All records need to be reproduced exactly. Keep every word as it is.

------ Record extracts
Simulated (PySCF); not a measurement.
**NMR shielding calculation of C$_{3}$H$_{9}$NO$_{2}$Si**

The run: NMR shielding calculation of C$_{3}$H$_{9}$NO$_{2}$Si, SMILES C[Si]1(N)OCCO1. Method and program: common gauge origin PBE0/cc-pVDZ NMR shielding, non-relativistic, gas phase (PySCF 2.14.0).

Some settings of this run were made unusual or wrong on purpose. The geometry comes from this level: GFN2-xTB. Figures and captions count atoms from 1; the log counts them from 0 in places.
------------

• **Task solution**:
Simulated (PySCF); not a measurement.
**NMR shielding calculation of C$_{3}$H$_{9}$NO$_{2}$Si**

The run: NMR shielding calculation of C$_{3}$H$_{9}$NO$_{2}$Si, SMILES C[Si]1(N)OCCO1. Method and program: common gauge origin PBE0/cc-pVDZ NMR shielding, non-relativistic, gas phase (PySCF 2.14.0).

Some settings of this run were made unusual or wrong on purpose. The geometry comes from this level: GFN2-xTB. Figures and captions count atoms from 1; the log counts them from 0 in places.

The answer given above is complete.